> **Work task**:
The entries are to be repeated in full, without any change.

**** Record excerpts

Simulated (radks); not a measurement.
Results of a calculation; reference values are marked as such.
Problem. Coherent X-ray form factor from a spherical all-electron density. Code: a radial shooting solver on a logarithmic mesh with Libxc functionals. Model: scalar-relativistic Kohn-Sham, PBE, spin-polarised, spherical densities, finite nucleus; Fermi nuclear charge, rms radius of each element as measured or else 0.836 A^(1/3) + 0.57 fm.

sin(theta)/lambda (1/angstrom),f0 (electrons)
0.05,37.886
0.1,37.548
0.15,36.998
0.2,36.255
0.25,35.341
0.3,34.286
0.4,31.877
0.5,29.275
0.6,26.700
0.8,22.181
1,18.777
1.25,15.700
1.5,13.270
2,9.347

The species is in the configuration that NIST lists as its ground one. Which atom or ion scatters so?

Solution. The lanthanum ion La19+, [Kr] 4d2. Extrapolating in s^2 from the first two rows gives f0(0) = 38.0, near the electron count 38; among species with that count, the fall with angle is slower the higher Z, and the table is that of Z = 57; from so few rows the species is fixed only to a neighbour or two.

********

> **Answer box**:
Simulated (radks); not a measurement.
Results of a calculation; reference values are marked as such.
Problem. Coherent X-ray form factor from a spherical all-electron density. Code: a radial shooting solver on a logarithmic mesh with Libxc functionals. Model: scalar-relativistic Kohn-Sham, PBE, spin-polarised, spherical densities, finite nucleus; Fermi nuclear charge, rms radius of each element as measured or else 0.836 A^(1/3) + 0.57 fm.

sin(theta)/lambda (1/angstrom),f0 (electrons)
0.05,37.886
0.1,37.548
0.15,36.998
0.2,36.255
0.25,35.341
0.3,34.286
0.4,31.877
0.5,29.275
0.6,26.700
0.8,22.181
1,18.777
1.25,15.700
1.5,13.270
2,9.347

The species is in the configuration that NIST lists as its ground one. Which atom or ion scatters so?

Solution. The lanthanum ion La19+, [Kr] 4d2. Extrapolating in s^2 from the first two rows gives f0(0) = 38.0, near the electron count 38; among species with that count, the fall with angle is slower the higher Z, and the table is that of Z = 57; from so few rows the species is fixed only to a neighbour or two.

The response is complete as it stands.